_ACTION ITEM_
Nothing but the lines from the start of the records below through the line that has "correction | no |" should appear, each exactly as given.

────────────────────
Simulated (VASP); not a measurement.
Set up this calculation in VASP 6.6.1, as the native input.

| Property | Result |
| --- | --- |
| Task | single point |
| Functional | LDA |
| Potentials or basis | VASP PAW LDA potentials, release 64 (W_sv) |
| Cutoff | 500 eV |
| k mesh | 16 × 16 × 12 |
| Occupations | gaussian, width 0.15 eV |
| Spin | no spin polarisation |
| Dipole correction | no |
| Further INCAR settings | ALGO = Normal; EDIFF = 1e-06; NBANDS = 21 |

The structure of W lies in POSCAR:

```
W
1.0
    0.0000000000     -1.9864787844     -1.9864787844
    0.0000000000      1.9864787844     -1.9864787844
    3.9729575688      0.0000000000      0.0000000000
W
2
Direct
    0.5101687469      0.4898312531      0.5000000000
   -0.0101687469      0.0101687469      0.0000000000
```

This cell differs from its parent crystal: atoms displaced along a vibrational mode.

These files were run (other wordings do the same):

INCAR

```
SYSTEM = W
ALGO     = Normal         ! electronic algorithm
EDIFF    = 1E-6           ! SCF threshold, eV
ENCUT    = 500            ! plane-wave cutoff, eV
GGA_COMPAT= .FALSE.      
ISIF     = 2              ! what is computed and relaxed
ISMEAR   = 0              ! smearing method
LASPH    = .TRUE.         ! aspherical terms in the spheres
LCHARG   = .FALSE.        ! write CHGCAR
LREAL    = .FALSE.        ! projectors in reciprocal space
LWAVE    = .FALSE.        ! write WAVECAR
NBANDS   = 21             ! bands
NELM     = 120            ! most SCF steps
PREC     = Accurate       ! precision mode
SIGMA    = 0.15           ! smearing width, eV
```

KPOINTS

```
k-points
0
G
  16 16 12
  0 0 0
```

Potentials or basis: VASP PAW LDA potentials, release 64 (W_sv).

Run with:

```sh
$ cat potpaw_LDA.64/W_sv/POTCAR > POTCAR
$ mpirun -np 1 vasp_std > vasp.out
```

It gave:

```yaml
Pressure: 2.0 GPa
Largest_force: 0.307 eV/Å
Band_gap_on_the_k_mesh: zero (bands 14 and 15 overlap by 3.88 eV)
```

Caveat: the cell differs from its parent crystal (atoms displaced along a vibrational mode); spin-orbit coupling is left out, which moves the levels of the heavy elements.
────────────────────

_RESPONSE AREA_
Simulated (VASP); not a measurement.
Set up this calculation in VASP 6.6.1, as the native input.

| Property | Result |
| --- | --- |
| Task | single point |
| Functional | LDA |
| Potentials or basis | VASP PAW LDA potentials, release 64 (W_sv) |
| Cutoff | 500 eV |
| k mesh | 16 × 16 × 12 |
| Occupations | gaussian, width 0.15 eV |
| Spin | no spin polarisation |
| Dipole correction | no |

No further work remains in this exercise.